Task item: Every line of the data below is to be retyped exactly.

Records shown:
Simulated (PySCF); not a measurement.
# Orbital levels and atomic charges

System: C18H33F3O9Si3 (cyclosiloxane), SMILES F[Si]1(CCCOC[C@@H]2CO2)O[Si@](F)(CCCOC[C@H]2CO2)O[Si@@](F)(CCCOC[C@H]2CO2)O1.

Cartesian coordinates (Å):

Written answer:
Simulated (PySCF); not a measurement.
# Orbital levels and atomic charges

System: C18H33F3O9Si3 (cyclosiloxane), SMILES F[Si]1(CCCOC[C@@H]2CO2)O[Si@](F)(CCCOC[C@H]2CO2)O[Si@@](F)(CCCOC[C@H]2CO2)O1.

Cartesian coordinates (Å):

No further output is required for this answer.